### Provided records:
■ ■ ■ ■ ■

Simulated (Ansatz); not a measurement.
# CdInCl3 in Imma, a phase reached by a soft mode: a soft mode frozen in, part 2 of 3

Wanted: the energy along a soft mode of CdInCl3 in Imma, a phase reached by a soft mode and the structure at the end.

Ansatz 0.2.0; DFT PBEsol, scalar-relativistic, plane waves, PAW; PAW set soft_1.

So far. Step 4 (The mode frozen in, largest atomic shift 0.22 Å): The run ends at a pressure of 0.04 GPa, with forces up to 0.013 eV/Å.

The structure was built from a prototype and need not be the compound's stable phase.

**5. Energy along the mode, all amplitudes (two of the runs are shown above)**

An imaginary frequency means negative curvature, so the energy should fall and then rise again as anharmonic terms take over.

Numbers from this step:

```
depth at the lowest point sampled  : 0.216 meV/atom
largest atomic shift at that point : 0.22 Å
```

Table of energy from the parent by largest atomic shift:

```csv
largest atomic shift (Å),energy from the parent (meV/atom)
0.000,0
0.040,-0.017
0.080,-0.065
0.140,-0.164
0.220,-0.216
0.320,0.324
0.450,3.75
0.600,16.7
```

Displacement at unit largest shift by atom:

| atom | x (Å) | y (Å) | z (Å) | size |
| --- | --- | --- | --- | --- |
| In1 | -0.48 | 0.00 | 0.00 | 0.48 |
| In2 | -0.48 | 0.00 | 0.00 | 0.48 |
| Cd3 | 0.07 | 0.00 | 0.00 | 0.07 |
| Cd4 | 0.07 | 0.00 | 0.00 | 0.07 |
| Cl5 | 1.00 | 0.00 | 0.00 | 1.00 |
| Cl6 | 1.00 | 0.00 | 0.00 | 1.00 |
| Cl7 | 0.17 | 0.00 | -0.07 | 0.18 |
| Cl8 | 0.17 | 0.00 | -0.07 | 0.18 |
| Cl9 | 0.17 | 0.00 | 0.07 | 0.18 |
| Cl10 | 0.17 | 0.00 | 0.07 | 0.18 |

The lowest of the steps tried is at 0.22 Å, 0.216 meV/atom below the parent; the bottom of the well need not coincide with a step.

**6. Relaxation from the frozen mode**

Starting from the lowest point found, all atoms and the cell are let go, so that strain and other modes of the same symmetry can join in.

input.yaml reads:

■ ■ ■ ■ ■

### Assigned task:
In the records above, find the line containing "An imaginary frequency" and restate word for word every line from the first through that one.

### Written response:
Simulated (Ansatz); not a measurement.
# CdInCl3 in Imma, a phase reached by a soft mode: a soft mode frozen in, part 2 of 3

Wanted: the energy along a soft mode of CdInCl3 in Imma, a phase reached by a soft mode and the structure at the end.

Ansatz 0.2.0; DFT PBEsol, scalar-relativistic, plane waves, PAW; PAW set soft_1.

So far. Step 4 (The mode frozen in, largest atomic shift 0.22 Å): The run ends at a pressure of 0.04 GPa, with forces up to 0.013 eV/Å.

The structure was built from a prototype and need not be the compound's stable phase.

**5. Energy along the mode, all amplitudes (two of the runs are shown above)**

An imaginary frequency means negative curvature, so the energy should fall and then rise again as anharmonic terms take over.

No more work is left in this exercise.